Brief: Would you quote the material below from its first line through the line containing "limit | 60 |", exactly and with both ends included?

Supplied entries:
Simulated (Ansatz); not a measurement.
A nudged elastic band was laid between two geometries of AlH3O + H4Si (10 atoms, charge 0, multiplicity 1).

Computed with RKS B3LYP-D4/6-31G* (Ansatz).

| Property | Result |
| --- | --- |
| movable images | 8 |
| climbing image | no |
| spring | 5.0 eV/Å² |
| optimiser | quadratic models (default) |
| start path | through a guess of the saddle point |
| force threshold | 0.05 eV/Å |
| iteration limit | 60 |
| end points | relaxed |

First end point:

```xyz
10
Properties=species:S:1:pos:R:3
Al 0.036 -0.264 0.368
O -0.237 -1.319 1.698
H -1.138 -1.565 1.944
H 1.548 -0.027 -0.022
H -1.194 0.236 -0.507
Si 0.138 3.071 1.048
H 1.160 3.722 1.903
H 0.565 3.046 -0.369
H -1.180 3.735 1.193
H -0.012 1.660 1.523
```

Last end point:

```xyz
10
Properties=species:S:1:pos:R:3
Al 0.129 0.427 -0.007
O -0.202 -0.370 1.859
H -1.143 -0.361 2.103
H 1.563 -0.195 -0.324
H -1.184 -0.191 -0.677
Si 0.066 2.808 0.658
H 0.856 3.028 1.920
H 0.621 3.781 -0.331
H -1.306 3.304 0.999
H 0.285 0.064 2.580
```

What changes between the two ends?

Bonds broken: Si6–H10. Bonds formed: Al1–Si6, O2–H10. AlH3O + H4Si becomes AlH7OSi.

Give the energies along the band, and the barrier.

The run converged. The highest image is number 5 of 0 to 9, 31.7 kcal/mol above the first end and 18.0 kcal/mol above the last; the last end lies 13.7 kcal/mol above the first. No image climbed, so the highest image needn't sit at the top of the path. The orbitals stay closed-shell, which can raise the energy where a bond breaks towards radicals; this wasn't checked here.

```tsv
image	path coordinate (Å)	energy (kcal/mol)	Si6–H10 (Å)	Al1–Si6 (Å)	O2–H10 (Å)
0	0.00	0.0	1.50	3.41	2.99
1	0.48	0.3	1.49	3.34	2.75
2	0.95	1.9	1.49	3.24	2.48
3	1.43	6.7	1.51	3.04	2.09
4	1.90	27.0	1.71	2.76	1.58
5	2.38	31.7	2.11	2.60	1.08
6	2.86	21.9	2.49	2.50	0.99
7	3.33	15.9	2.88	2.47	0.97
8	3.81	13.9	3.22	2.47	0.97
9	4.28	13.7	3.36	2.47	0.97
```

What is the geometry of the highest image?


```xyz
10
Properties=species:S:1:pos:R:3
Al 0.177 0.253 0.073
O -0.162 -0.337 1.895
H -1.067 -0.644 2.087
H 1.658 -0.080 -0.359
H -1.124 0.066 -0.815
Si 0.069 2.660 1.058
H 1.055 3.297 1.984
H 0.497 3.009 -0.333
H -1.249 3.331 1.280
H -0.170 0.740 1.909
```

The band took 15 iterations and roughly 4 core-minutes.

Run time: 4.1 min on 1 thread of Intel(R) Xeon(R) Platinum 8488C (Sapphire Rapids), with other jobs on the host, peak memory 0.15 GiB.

Answer box:
Simulated (Ansatz); not a measurement.
A nudged elastic band was laid between two geometries of AlH3O + H4Si (10 atoms, charge 0, multiplicity 1).

Computed with RKS B3LYP-D4/6-31G* (Ansatz).

| Property | Result |
| --- | --- |
| movable images | 8 |
| climbing image | no |
| spring | 5.0 eV/Å² |
| optimiser | quadratic models (default) |
| start path | through a guess of the saddle point |
| force threshold | 0.05 eV/Å |
| iteration limit | 60 |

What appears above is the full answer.